Supplied material
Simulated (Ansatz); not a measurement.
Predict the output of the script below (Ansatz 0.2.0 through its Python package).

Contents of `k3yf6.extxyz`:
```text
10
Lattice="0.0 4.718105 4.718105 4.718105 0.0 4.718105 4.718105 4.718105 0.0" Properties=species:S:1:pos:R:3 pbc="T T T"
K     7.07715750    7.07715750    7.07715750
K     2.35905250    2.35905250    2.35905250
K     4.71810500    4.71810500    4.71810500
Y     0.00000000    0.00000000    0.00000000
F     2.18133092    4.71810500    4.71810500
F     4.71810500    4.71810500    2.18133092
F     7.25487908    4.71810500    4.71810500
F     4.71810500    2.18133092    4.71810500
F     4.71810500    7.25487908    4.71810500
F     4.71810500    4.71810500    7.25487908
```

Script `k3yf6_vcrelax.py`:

Work task
Each entry must be retyped exactly as it was written above.

Task output
Simulated (Ansatz); not a measurement.
Predict the output of the script below (Ansatz 0.2.0 through its Python package).

Contents of `k3yf6.extxyz`:
```text
10
Lattice="0.0 4.718105 4.718105 4.718105 0.0 4.718105 4.718105 4.718105 0.0" Properties=species:S:1:pos:R:3 pbc="T T T"
K     7.07715750    7.07715750    7.07715750
K     2.35905250    2.35905250    2.35905250
K     4.71810500    4.71810500    4.71810500
Y     0.00000000    0.00000000    0.00000000
F     2.18133092    4.71810500    4.71810500
F     4.71810500    4.71810500    2.18133092
F     7.25487908    4.71810500    4.71810500
F     4.71810500    2.18133092    4.71810500
F     4.71810500    7.25487908    4.71810500
F     4.71810500    4.71810500    7.25487908
```

Script `k3yf6_vcrelax.py`:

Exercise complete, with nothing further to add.